▶ _Work request_: In full and without change, transcribe the records below.

---- Information provided

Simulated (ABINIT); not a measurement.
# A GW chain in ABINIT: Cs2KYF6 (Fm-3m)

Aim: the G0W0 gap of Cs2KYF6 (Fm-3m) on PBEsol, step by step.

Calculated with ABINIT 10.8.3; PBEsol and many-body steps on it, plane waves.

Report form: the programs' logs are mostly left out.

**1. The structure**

--------

▶ _Response area_:
Simulated (ABINIT); not a measurement.
# A GW chain in ABINIT: Cs2KYF6 (Fm-3m)

Aim: the G0W0 gap of Cs2KYF6 (Fm-3m) on PBEsol, step by step.

Calculated with ABINIT 10.8.3; PBEsol and many-body steps on it, plane waves.

Report form: the programs' logs are mostly left out.

**1. The structure**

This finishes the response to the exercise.